## Required action
The answer must be every entry, retyped without a single difference.

## Listed entries
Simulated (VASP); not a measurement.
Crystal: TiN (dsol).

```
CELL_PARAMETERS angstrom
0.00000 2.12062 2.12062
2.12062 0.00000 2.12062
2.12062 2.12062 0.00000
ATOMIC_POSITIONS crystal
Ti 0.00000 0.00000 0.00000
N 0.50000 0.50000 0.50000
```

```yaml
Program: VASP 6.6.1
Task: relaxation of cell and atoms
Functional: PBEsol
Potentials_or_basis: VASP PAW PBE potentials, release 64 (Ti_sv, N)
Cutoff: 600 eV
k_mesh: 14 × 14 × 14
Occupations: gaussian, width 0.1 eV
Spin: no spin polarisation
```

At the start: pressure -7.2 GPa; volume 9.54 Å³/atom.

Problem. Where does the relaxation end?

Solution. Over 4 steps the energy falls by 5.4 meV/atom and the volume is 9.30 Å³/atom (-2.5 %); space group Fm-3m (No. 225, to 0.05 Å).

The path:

## Reply
Simulated (VASP); not a measurement.
Crystal: TiN (dsol).

```
CELL_PARAMETERS angstrom
0.00000 2.12062 2.12062
2.12062 0.00000 2.12062
2.12062 2.12062 0.00000
ATOMIC_POSITIONS crystal
Ti 0.00000 0.00000 0.00000
N 0.50000 0.50000 0.50000
```

```yaml
Program: VASP 6.6.1
Task: relaxation of cell and atoms
Functional: PBEsol
Potentials_or_basis: VASP PAW PBE potentials, release 64 (Ti_sv, N)
Cutoff: 600 eV
k_mesh: 14 × 14 × 14
Occupations: gaussian, width 0.1 eV
Spin: no spin polarisation
```

At the start: pressure -7.2 GPa; volume 9.54 Å³/atom.

Problem. Where does the relaxation end?

Solution. Over 4 steps the energy falls by 5.4 meV/atom and the volume is 9.30 Å³/atom (-2.5 %); space group Fm-3m (No. 225, to 0.05 Å).

The path:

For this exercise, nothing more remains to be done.